── GIVEN DATA

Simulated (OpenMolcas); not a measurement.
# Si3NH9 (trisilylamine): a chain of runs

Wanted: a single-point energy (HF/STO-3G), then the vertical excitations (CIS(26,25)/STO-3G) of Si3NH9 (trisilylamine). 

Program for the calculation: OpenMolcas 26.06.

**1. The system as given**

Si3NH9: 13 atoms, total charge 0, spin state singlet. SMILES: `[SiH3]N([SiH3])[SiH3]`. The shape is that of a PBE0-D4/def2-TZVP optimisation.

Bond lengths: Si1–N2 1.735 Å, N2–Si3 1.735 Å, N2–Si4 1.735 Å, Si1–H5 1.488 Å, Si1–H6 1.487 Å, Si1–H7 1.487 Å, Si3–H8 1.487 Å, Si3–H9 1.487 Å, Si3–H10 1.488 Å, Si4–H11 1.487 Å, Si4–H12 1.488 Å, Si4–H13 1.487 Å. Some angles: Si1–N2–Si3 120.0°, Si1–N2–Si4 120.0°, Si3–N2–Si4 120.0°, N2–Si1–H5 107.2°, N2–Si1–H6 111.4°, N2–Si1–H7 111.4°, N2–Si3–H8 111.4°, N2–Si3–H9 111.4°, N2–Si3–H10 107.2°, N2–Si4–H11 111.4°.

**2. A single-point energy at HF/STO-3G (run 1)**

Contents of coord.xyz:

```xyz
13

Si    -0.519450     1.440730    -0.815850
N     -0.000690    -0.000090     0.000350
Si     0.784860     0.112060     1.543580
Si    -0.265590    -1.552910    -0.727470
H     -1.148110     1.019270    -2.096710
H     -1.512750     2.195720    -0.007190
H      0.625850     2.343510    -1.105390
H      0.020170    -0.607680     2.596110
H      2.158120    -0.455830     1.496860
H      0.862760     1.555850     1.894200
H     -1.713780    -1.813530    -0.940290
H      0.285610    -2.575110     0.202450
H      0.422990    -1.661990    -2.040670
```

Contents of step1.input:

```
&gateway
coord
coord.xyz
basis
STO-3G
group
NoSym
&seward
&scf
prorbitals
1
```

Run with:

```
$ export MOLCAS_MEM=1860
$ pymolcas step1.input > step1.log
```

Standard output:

────

▸ WORK INSTRUCTION
If a line comes after the one that contains "Si3NH9: 13 atoms, total", leave it out; return every line of the entries up to that point exactly, starting with the first, with that line included.

▸ EXPECTED ANSWER
Simulated (OpenMolcas); not a measurement.
# Si3NH9 (trisilylamine): a chain of runs

Wanted: a single-point energy (HF/STO-3G), then the vertical excitations (CIS(26,25)/STO-3G) of Si3NH9 (trisilylamine). 

Program for the calculation: OpenMolcas 26.06.

**1. The system as given**

Si3NH9: 13 atoms, total charge 0, spin state singlet. SMILES: `[SiH3]N([SiH3])[SiH3]`. The shape is that of a PBE0-D4/def2-TZVP optimisation.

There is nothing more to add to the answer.